[[ Dataset, beginning ]]

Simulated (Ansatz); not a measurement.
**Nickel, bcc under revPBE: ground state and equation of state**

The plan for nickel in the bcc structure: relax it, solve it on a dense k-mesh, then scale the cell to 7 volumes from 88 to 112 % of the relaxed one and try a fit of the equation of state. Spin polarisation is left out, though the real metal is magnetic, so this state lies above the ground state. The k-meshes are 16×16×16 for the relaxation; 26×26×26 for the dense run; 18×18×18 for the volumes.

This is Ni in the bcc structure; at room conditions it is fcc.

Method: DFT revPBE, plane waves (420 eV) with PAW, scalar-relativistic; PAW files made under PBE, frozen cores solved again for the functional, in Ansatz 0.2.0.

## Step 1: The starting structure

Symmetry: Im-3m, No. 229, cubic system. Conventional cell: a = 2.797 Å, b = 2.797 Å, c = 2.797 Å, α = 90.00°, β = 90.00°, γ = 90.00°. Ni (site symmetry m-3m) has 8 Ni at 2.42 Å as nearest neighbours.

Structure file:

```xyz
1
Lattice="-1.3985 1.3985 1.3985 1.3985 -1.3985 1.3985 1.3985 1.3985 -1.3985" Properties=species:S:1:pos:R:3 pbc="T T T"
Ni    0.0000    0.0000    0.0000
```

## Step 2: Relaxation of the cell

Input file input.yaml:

[[ Dataset, end ]]

Work instruction
For each entry above, write out an exact copy.

Exercise answer
Simulated (Ansatz); not a measurement.
**Nickel, bcc under revPBE: ground state and equation of state**

The plan for nickel in the bcc structure: relax it, solve it on a dense k-mesh, then scale the cell to 7 volumes from 88 to 112 % of the relaxed one and try a fit of the equation of state. Spin polarisation is left out, though the real metal is magnetic, so this state lies above the ground state. The k-meshes are 16×16×16 for the relaxation; 26×26×26 for the dense run; 18×18×18 for the volumes.

This is Ni in the bcc structure; at room conditions it is fcc.

Method: DFT revPBE, plane waves (420 eV) with PAW, scalar-relativistic; PAW files made under PBE, frozen cores solved again for the functional, in Ansatz 0.2.0.

## Step 1: The starting structure

Symmetry: Im-3m, No. 229, cubic system. Conventional cell: a = 2.797 Å, b = 2.797 Å, c = 2.797 Å, α = 90.00°, β = 90.00°, γ = 90.00°. Ni (site symmetry m-3m) has 8 Ni at 2.42 Å as nearest neighbours.

Structure file:

```xyz
1
Lattice="-1.3985 1.3985 1.3985 1.3985 -1.3985 1.3985 1.3985 1.3985 -1.3985" Properties=species:S:1:pos:R:3 pbc="T T T"
Ni    0.0000    0.0000    0.0000
```

## Step 2: Relaxation of the cell

Input file input.yaml:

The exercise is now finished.